* Work request *
Once you reach the line containing "A density functional" in the entries below, write out that line and each one after it down to the line containing "Doubt: the cutoff", exactly and with nothing added.

* Raw data *
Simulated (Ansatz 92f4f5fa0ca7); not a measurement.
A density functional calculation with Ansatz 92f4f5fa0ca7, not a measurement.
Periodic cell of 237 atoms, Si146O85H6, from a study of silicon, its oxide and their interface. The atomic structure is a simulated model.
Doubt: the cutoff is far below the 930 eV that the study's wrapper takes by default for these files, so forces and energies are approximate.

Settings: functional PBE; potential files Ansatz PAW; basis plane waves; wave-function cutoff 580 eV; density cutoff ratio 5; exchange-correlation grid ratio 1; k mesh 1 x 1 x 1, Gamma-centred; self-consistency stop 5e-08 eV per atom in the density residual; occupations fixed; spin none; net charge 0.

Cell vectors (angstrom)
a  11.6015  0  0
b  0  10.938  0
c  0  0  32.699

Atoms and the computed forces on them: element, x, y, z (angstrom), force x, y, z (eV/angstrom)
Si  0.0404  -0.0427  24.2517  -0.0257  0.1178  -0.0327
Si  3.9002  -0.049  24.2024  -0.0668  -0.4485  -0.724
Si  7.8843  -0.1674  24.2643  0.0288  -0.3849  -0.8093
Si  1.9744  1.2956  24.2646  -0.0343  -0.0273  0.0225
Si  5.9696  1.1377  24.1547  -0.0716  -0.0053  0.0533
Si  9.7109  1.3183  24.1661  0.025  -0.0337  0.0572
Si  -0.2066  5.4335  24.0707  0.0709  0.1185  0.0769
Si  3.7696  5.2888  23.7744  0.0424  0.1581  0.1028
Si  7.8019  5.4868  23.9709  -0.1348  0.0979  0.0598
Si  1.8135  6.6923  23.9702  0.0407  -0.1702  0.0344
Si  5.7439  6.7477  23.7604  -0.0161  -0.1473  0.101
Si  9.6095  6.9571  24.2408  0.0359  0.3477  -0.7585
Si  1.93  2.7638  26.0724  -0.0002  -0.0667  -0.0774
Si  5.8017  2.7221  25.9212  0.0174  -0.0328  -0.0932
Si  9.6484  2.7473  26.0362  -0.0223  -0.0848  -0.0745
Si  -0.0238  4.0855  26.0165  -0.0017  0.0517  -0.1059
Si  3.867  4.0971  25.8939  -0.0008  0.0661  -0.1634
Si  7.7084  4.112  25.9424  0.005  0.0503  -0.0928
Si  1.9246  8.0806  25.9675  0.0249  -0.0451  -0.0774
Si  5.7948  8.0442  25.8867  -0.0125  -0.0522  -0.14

* Solution *
A density functional calculation with Ansatz 92f4f5fa0ca7, not a measurement.
Periodic cell of 237 atoms, Si146O85H6, from a study of silicon, its oxide and their interface. The atomic structure is a simulated model.
Doubt: the cutoff is far below the 930 eV that the study's wrapper takes by default for these files, so forces and energies are approximate.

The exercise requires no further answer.